What is needed is an exact copy of every record.

• _RECORDED DATA_
====
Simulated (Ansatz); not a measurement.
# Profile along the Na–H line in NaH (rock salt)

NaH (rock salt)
====

• _ANSWER BOX_
Simulated (Ansatz); not a measurement.
# Profile along the Na–H line in NaH (rock salt)

NaH (rock salt)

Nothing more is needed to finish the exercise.